### MATERIAL PROVIDED
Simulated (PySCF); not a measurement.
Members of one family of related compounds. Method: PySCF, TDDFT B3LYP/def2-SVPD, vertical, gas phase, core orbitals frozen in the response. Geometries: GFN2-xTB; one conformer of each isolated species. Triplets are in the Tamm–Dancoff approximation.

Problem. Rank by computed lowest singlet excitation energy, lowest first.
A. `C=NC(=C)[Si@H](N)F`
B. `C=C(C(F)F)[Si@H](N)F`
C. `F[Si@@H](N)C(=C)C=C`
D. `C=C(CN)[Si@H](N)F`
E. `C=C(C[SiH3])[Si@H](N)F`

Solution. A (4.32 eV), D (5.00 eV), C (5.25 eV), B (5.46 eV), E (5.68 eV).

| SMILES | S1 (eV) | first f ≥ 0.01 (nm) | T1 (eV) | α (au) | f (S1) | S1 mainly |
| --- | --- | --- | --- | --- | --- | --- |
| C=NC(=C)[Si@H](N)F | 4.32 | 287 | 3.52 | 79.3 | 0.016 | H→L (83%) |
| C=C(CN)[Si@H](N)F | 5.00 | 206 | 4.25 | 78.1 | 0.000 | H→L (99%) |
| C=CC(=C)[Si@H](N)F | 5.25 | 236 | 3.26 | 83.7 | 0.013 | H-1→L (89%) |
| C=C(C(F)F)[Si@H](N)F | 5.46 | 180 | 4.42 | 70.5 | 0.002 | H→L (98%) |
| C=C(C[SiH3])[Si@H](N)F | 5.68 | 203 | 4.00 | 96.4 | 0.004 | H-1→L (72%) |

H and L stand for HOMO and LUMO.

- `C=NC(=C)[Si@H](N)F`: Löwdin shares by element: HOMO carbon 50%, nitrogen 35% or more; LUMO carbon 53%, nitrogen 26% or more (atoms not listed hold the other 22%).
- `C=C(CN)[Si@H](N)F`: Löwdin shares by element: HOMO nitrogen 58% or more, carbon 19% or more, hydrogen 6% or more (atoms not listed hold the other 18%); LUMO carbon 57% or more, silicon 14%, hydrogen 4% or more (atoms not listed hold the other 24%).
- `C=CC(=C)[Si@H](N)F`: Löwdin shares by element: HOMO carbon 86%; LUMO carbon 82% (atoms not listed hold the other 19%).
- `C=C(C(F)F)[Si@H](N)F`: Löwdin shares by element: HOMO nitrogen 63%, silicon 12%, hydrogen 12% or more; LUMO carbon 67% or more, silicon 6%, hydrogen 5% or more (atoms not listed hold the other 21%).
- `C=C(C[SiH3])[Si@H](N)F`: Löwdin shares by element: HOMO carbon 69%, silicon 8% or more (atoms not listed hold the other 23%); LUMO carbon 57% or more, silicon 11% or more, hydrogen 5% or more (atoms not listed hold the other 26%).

### REQUIREMENT
Take the stretch of lines above from the one containing "0.016 | H→L (83%) |" through the one containing "the other 21%)." and repeat it exactly, adding no other line.

### PROBLEM SOLUTION
| C=NC(=C)[Si@H](N)F | 4.32 | 287 | 3.52 | 79.3 | 0.016 | H→L (83%) |
| C=C(CN)[Si@H](N)F | 5.00 | 206 | 4.25 | 78.1 | 0.000 | H→L (99%) |
| C=CC(=C)[Si@H](N)F | 5.25 | 236 | 3.26 | 83.7 | 0.013 | H-1→L (89%) |
| C=C(C(F)F)[Si@H](N)F | 5.46 | 180 | 4.42 | 70.5 | 0.002 | H→L (98%) |
| C=C(C[SiH3])[Si@H](N)F | 5.68 | 203 | 4.00 | 96.4 | 0.004 | H-1→L (72%) |

H and L stand for HOMO and LUMO.

- `C=NC(=C)[Si@H](N)F`: Löwdin shares by element: HOMO carbon 50%, nitrogen 35% or more; LUMO carbon 53%, nitrogen 26% or more (atoms not listed hold the other 22%).
- `C=C(CN)[Si@H](N)F`: Löwdin shares by element: HOMO nitrogen 58% or more, carbon 19% or more, hydrogen 6% or more (atoms not listed hold the other 18%); LUMO carbon 57% or more, silicon 14%, hydrogen 4% or more (atoms not listed hold the other 24%).
- `C=CC(=C)[Si@H](N)F`: Löwdin shares by element: HOMO carbon 86%; LUMO carbon 82% (atoms not listed hold the other 19%).
- `C=C(C(F)F)[Si@H](N)F`: Löwdin shares by element: HOMO nitrogen 63%, silicon 12%, hydrogen 12% or more; LUMO carbon 67% or more, silicon 6%, hydrogen 5% or more (atoms not listed hold the other 21%).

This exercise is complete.